[Start of Attachment]
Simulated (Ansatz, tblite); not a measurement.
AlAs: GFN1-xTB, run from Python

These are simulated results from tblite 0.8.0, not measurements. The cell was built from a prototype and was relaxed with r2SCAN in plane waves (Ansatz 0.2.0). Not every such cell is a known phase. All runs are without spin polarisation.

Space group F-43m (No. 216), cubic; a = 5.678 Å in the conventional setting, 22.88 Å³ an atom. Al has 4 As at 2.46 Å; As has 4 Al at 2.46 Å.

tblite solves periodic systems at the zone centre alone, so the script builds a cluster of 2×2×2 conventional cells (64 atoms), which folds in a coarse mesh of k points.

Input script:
[End of Attachment]

* _WORK ITEM_:
Word for word, repeat the data from its first line through the line with "tblite solves periodic", including both of those lines and no others.

* _TASK ANSWER_:
Simulated (Ansatz, tblite); not a measurement.
AlAs: GFN1-xTB, run from Python

These are simulated results from tblite 0.8.0, not measurements. The cell was built from a prototype and was relaxed with r2SCAN in plane waves (Ansatz 0.2.0). Not every such cell is a known phase. All runs are without spin polarisation.

Space group F-43m (No. 216), cubic; a = 5.678 Å in the conventional setting, 22.88 Å³ an atom. Al has 4 As at 2.46 Å; As has 4 Al at 2.46 Å.

tblite solves periodic systems at the zone centre alone, so the script builds a cluster of 2×2×2 conventional cells (64 atoms), which folds in a coarse mesh of k points.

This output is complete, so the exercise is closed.